→ **Brief**
Write out exactly the lines from the start of the entries through the one that contains "Self-consistency was reached.", including both.

→ **Extracted material**
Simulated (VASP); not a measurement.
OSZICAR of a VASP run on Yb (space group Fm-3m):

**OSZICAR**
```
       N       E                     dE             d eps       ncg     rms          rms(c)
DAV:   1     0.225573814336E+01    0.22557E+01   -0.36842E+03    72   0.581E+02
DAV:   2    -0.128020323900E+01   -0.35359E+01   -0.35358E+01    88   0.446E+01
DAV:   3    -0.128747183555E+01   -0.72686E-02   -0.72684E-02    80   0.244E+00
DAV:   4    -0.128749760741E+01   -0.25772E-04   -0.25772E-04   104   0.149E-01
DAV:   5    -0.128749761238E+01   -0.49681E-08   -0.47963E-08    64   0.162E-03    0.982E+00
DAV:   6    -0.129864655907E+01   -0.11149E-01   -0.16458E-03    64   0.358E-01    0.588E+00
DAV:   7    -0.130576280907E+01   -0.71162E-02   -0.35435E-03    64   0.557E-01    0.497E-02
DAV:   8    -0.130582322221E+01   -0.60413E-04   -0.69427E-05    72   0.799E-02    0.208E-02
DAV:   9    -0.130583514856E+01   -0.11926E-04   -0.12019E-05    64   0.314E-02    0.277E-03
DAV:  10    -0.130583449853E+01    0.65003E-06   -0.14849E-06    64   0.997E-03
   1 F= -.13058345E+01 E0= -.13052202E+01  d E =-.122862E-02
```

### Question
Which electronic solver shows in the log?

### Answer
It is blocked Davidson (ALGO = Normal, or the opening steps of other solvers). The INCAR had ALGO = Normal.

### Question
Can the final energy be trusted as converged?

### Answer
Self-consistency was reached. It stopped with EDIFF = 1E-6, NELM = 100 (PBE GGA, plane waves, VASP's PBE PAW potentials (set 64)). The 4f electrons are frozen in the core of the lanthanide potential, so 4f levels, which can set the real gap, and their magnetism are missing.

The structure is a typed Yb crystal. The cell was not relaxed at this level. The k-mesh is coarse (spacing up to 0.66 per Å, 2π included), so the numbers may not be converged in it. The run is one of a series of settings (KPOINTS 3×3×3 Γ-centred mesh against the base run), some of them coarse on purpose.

→ **Written response**
Simulated (VASP); not a measurement.
OSZICAR of a VASP run on Yb (space group Fm-3m):

**OSZICAR**
```
       N       E                     dE             d eps       ncg     rms          rms(c)
DAV:   1     0.225573814336E+01    0.22557E+01   -0.36842E+03    72   0.581E+02
DAV:   2    -0.128020323900E+01   -0.35359E+01   -0.35358E+01    88   0.446E+01
DAV:   3    -0.128747183555E+01   -0.72686E-02   -0.72684E-02    80   0.244E+00
DAV:   4    -0.128749760741E+01   -0.25772E-04   -0.25772E-04   104   0.149E-01
DAV:   5    -0.128749761238E+01   -0.49681E-08   -0.47963E-08    64   0.162E-03    0.982E+00
DAV:   6    -0.129864655907E+01   -0.11149E-01   -0.16458E-03    64   0.358E-01    0.588E+00
DAV:   7    -0.130576280907E+01   -0.71162E-02   -0.35435E-03    64   0.557E-01    0.497E-02
DAV:   8    -0.130582322221E+01   -0.60413E-04   -0.69427E-05    72   0.799E-02    0.208E-02
DAV:   9    -0.130583514856E+01   -0.11926E-04   -0.12019E-05    64   0.314E-02    0.277E-03
DAV:  10    -0.130583449853E+01    0.65003E-06   -0.14849E-06    64   0.997E-03
   1 F= -.13058345E+01 E0= -.13052202E+01  d E =-.122862E-02
```

### Question
Which electronic solver shows in the log?

### Answer
It is blocked Davidson (ALGO = Normal, or the opening steps of other solvers). The INCAR had ALGO = Normal.

### Question
Can the final energy be trusted as converged?

### Answer
Self-consistency was reached. It stopped with EDIFF = 1E-6, NELM = 100 (PBE GGA, plane waves, VASP's PBE PAW potentials (set 64)). The 4f electrons are frozen in the core of the lanthanide potential, so 4f levels, which can set the real gap, and their magnetism are missing.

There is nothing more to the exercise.